————————
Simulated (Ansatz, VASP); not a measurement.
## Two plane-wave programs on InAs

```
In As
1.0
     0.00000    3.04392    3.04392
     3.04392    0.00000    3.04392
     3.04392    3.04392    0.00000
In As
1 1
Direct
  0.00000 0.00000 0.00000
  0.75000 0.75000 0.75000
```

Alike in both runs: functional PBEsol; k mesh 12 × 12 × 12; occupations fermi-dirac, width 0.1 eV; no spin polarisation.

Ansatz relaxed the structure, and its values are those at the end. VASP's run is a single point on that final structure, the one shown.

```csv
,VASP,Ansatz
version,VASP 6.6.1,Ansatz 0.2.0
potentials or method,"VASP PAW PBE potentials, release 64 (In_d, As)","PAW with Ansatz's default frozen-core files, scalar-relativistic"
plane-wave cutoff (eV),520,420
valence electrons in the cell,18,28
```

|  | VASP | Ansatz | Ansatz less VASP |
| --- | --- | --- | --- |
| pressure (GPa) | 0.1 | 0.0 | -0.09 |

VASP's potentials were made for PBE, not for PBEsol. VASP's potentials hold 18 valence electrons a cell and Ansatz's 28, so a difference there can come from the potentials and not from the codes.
————————

▶ REQUIRED ACTION
Output, from the data above, the lines from the line with "Ansatz relaxed the" to the line with "0.0 | -0.09 |" exactly as they stand, both ends included and nothing else.

▶ EXERCISE RESULT
Ansatz relaxed the structure, and its values are those at the end. VASP's run is a single point on that final structure, the one shown.

```csv
,VASP,Ansatz
version,VASP 6.6.1,Ansatz 0.2.0
potentials or method,"VASP PAW PBE potentials, release 64 (In_d, As)","PAW with Ansatz's default frozen-core files, scalar-relativistic"
plane-wave cutoff (eV),520,420
valence electrons in the cell,18,28
```

|  | VASP | Ansatz | Ansatz less VASP |
| --- | --- | --- | --- |
| pressure (GPa) | 0.1 | 0.0 | -0.09 |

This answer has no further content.